Reproduce each of the following records without any deviation.

[[ Material provided, beginning ]]

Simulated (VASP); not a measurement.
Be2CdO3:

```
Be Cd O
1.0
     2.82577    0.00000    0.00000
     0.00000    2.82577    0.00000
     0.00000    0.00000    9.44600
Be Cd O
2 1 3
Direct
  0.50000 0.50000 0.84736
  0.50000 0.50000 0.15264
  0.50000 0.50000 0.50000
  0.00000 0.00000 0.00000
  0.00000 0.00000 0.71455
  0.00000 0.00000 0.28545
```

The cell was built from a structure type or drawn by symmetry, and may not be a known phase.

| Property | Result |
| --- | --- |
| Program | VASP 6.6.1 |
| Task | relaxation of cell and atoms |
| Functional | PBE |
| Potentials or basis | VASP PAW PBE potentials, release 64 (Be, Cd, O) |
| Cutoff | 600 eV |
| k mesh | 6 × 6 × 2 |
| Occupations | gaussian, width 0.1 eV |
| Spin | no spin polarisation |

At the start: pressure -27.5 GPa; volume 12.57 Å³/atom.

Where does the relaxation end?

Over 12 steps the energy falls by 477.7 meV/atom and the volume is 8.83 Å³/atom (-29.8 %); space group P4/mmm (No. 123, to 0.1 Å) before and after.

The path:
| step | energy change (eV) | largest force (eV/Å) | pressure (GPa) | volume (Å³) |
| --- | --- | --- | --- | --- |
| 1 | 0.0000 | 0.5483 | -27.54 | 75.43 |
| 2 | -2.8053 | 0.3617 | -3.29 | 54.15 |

[[ Material provided, end ]]

● Exercise output:
Simulated (VASP); not a measurement.
Be2CdO3:

```
Be Cd O
1.0
     2.82577    0.00000    0.00000
     0.00000    2.82577    0.00000
     0.00000    0.00000    9.44600
Be Cd O
2 1 3
Direct
  0.50000 0.50000 0.84736
  0.50000 0.50000 0.15264
  0.50000 0.50000 0.50000
  0.00000 0.00000 0.00000
  0.00000 0.00000 0.71455
  0.00000 0.00000 0.28545
```

The cell was built from a structure type or drawn by symmetry, and may not be a known phase.

| Property | Result |
| --- | --- |
| Program | VASP 6.6.1 |
| Task | relaxation of cell and atoms |
| Functional | PBE |
| Potentials or basis | VASP PAW PBE potentials, release 64 (Be, Cd, O) |
| Cutoff | 600 eV |
| k mesh | 6 × 6 × 2 |
| Occupations | gaussian, width 0.1 eV |
| Spin | no spin polarisation |

At the start: pressure -27.5 GPa; volume 12.57 Å³/atom.

Where does the relaxation end?

Over 12 steps the energy falls by 477.7 meV/atom and the volume is 8.83 Å³/atom (-29.8 %); space group P4/mmm (No. 123, to 0.1 Å) before and after.

The path:
| step | energy change (eV) | largest force (eV/Å) | pressure (GPa) | volume (Å³) |
| --- | --- | --- | --- | --- |
| 1 | 0.0000 | 0.5483 | -27.54 | 75.43 |
| 2 | -2.8053 | 0.3617 | -3.29 | 54.15 |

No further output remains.